-- Dataset content --
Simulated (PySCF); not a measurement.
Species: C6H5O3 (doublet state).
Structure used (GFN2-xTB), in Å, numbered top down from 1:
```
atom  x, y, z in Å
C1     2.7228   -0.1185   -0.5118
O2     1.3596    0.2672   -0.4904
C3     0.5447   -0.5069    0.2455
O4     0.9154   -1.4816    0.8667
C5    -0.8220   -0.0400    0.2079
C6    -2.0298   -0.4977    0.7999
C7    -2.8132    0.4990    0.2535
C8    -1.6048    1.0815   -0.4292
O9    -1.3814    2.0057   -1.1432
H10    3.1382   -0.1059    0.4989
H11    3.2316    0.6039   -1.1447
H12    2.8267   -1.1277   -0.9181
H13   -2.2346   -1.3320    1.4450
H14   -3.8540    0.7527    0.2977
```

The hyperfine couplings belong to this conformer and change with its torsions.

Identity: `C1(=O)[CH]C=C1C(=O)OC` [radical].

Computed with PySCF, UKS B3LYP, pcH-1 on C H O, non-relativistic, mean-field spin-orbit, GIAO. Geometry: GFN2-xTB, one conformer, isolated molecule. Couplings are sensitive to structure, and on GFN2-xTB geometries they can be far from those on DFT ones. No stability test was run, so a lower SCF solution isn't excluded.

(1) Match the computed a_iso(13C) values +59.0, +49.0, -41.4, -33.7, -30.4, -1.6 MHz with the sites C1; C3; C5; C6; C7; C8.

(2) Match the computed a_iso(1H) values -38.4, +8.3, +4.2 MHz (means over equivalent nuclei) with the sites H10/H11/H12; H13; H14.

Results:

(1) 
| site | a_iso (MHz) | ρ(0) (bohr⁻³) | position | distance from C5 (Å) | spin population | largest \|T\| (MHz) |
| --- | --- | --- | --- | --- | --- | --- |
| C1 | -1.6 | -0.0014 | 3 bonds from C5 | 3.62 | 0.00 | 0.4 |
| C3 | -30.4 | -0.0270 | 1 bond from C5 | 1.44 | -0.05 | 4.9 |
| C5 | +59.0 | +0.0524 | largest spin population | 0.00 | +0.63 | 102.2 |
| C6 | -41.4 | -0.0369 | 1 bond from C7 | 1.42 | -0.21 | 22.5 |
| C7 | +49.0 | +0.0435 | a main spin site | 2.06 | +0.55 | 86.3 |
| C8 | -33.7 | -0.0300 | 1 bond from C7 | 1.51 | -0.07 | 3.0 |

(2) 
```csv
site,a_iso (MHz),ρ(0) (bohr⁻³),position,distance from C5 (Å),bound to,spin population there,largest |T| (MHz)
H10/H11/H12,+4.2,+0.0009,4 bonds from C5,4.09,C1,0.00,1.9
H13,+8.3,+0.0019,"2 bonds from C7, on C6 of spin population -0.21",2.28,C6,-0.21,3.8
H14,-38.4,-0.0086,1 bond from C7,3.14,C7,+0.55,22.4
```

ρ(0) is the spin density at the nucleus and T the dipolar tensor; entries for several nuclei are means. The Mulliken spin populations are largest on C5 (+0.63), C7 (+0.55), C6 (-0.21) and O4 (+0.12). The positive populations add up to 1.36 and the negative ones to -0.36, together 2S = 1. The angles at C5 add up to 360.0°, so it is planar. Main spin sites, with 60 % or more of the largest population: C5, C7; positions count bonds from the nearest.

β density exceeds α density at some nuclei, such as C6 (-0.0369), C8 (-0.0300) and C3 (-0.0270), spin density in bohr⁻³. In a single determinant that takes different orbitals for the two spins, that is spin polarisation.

-- Action item --
Can you write out the lines above, from the first one through the one containing "-0.21 | 22.5 |", exactly as they appear and nothing more?

-- Response area --
Simulated (PySCF); not a measurement.
Species: C6H5O3 (doublet state).
Structure used (GFN2-xTB), in Å, numbered top down from 1:
```
atom  x, y, z in Å
C1     2.7228   -0.1185   -0.5118
O2     1.3596    0.2672   -0.4904
C3     0.5447   -0.5069    0.2455
O4     0.9154   -1.4816    0.8667
C5    -0.8220   -0.0400    0.2079
C6    -2.0298   -0.4977    0.7999
C7    -2.8132    0.4990    0.2535
C8    -1.6048    1.0815   -0.4292
O9    -1.3814    2.0057   -1.1432
H10    3.1382   -0.1059    0.4989
H11    3.2316    0.6039   -1.1447
H12    2.8267   -1.1277   -0.9181
H13   -2.2346   -1.3320    1.4450
H14   -3.8540    0.7527    0.2977
```

The hyperfine couplings belong to this conformer and change with its torsions.

Identity: `C1(=O)[CH]C=C1C(=O)OC` [radical].

Computed with PySCF, UKS B3LYP, pcH-1 on C H O, non-relativistic, mean-field spin-orbit, GIAO. Geometry: GFN2-xTB, one conformer, isolated molecule. Couplings are sensitive to structure, and on GFN2-xTB geometries they can be far from those on DFT ones. No stability test was run, so a lower SCF solution isn't excluded.

(1) Match the computed a_iso(13C) values +59.0, +49.0, -41.4, -33.7, -30.4, -1.6 MHz with the sites C1; C3; C5; C6; C7; C8.

(2) Match the computed a_iso(1H) values -38.4, +8.3, +4.2 MHz (means over equivalent nuclei) with the sites H10/H11/H12; H13; H14.

Results:

(1) 
| site | a_iso (MHz) | ρ(0) (bohr⁻³) | position | distance from C5 (Å) | spin population | largest \|T\| (MHz) |
| --- | --- | --- | --- | --- | --- | --- |
| C1 | -1.6 | -0.0014 | 3 bonds from C5 | 3.62 | 0.00 | 0.4 |
| C3 | -30.4 | -0.0270 | 1 bond from C5 | 1.44 | -0.05 | 4.9 |
| C5 | +59.0 | +0.0524 | largest spin population | 0.00 | +0.63 | 102.2 |
| C6 | -41.4 | -0.0369 | 1 bond from C7 | 1.42 | -0.21 | 22.5 |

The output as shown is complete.